———
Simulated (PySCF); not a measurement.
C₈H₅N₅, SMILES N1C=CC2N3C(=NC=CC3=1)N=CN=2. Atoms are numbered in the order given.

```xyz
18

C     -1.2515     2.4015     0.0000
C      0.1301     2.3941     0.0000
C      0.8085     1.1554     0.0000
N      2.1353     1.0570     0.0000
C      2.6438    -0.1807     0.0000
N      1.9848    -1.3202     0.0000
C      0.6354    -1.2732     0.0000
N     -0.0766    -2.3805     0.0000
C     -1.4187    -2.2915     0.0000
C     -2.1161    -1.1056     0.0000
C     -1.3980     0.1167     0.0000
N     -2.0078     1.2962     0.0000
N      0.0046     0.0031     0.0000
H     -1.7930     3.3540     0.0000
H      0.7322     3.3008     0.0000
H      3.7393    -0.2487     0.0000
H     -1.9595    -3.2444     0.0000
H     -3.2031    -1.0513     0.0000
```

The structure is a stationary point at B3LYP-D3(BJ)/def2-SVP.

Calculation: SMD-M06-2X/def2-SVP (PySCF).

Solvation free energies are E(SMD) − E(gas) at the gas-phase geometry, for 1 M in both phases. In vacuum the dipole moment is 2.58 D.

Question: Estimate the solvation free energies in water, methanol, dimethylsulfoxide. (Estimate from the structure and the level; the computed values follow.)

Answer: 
———

REQUIRED ACTION
Write down again the exact lines running from the beginning of the data to the line containing "Solvation free energies are", with both ends included.

RESPONSE AREA
Simulated (PySCF); not a measurement.
C₈H₅N₅, SMILES N1C=CC2N3C(=NC=CC3=1)N=CN=2. Atoms are numbered in the order given.

```xyz
18

C     -1.2515     2.4015     0.0000
C      0.1301     2.3941     0.0000
C      0.8085     1.1554     0.0000
N      2.1353     1.0570     0.0000
C      2.6438    -0.1807     0.0000
N      1.9848    -1.3202     0.0000
C      0.6354    -1.2732     0.0000
N     -0.0766    -2.3805     0.0000
C     -1.4187    -2.2915     0.0000
C     -2.1161    -1.1056     0.0000
C     -1.3980     0.1167     0.0000
N     -2.0078     1.2962     0.0000
N      0.0046     0.0031     0.0000
H     -1.7930     3.3540     0.0000
H      0.7322     3.3008     0.0000
H      3.7393    -0.2487     0.0000
H     -1.9595    -3.2444     0.0000
H     -3.2031    -1.0513     0.0000
```

The structure is a stationary point at B3LYP-D3(BJ)/def2-SVP.

Calculation: SMD-M06-2X/def2-SVP (PySCF).

Solvation free energies are E(SMD) − E(gas) at the gas-phase geometry, for 1 M in both phases. In vacuum the dipole moment is 2.58 D.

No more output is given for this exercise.